| Data supplied |
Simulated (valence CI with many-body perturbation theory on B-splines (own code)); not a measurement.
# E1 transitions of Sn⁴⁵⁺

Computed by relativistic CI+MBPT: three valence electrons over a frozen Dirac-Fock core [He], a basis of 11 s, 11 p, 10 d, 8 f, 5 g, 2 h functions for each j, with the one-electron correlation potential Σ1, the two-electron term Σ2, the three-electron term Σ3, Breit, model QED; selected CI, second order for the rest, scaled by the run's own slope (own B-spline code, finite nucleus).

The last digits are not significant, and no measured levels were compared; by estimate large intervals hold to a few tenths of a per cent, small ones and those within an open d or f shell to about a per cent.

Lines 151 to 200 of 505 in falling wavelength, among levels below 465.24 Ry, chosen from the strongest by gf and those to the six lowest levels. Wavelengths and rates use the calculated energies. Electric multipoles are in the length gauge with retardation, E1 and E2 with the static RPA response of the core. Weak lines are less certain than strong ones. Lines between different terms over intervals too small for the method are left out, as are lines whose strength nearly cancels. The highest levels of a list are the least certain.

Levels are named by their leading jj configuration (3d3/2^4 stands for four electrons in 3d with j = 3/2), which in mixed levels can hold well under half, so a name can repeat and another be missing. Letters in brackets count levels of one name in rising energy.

| Work task |
In full and word for word, set down the records shown above.

| Exercise output |
Simulated (valence CI with many-body perturbation theory on B-splines (own code)); not a measurement.
# E1 transitions of Sn⁴⁵⁺

Computed by relativistic CI+MBPT: three valence electrons over a frozen Dirac-Fock core [He], a basis of 11 s, 11 p, 10 d, 8 f, 5 g, 2 h functions for each j, with the one-electron correlation potential Σ1, the two-electron term Σ2, the three-electron term Σ3, Breit, model QED; selected CI, second order for the rest, scaled by the run's own slope (own B-spline code, finite nucleus).

The last digits are not significant, and no measured levels were compared; by estimate large intervals hold to a few tenths of a per cent, small ones and those within an open d or f shell to about a per cent.

Lines 151 to 200 of 505 in falling wavelength, among levels below 465.24 Ry, chosen from the strongest by gf and those to the six lowest levels. Wavelengths and rates use the calculated energies. Electric multipoles are in the length gauge with retardation, E1 and E2 with the static RPA response of the core. Weak lines are less certain than strong ones. Lines between different terms over intervals too small for the method are left out, as are lines whose strength nearly cancels. The highest levels of a list are the least certain.

Levels are named by their leading jj configuration (3d3/2^4 stands for four electrons in 3d with j = 3/2), which in mixed levels can hold well under half, so a name can repeat and another be missing. Letters in brackets count levels of one name in rising energy.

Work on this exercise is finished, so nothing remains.